BEGIN
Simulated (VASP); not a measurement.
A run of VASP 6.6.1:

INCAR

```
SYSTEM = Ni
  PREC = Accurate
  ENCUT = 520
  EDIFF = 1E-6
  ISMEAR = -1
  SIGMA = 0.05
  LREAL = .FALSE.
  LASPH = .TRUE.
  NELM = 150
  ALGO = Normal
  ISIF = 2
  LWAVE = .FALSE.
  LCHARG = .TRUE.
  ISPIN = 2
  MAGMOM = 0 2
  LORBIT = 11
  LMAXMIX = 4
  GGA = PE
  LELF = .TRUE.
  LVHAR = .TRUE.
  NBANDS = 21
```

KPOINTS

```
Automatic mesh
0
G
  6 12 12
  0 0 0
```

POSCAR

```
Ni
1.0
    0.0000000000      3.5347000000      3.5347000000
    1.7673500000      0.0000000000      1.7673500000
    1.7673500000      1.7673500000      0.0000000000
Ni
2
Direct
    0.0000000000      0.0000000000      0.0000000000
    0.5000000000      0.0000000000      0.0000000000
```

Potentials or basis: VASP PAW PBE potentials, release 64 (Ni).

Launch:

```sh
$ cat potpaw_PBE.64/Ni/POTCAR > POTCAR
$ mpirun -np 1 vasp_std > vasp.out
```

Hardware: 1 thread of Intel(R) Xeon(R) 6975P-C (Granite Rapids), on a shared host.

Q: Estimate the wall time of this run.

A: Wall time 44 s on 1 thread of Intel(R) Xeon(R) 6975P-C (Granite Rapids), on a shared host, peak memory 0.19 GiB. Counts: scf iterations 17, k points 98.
END

TASK ITEM: Nothing but the exact lines from the start of the material through the line holding "Q: Estimate the wall time of this run.", both included, belongs in the answer.

REPLY:
Simulated (VASP); not a measurement.
A run of VASP 6.6.1:

INCAR

```
SYSTEM = Ni
  PREC = Accurate
  ENCUT = 520
  EDIFF = 1E-6
  ISMEAR = -1
  SIGMA = 0.05
  LREAL = .FALSE.
  LASPH = .TRUE.
  NELM = 150
  ALGO = Normal
  ISIF = 2
  LWAVE = .FALSE.
  LCHARG = .TRUE.
  ISPIN = 2
  MAGMOM = 0 2
  LORBIT = 11
  LMAXMIX = 4
  GGA = PE
  LELF = .TRUE.
  LVHAR = .TRUE.
  NBANDS = 21
```

KPOINTS

```
Automatic mesh
0
G
  6 12 12
  0 0 0
```

POSCAR

```
Ni
1.0
    0.0000000000      3.5347000000      3.5347000000
    1.7673500000      0.0000000000      1.7673500000
    1.7673500000      1.7673500000      0.0000000000
Ni
2
Direct
    0.0000000000      0.0000000000      0.0000000000
    0.5000000000      0.0000000000      0.0000000000
```

Potentials or basis: VASP PAW PBE potentials, release 64 (Ni).

Launch:

```sh
$ cat potpaw_PBE.64/Ni/POTCAR > POTCAR
$ mpirun -np 1 vasp_std > vasp.out
```

Hardware: 1 thread of Intel(R) Xeon(R) 6975P-C (Granite Rapids), on a shared host.

Q: Estimate the wall time of this run.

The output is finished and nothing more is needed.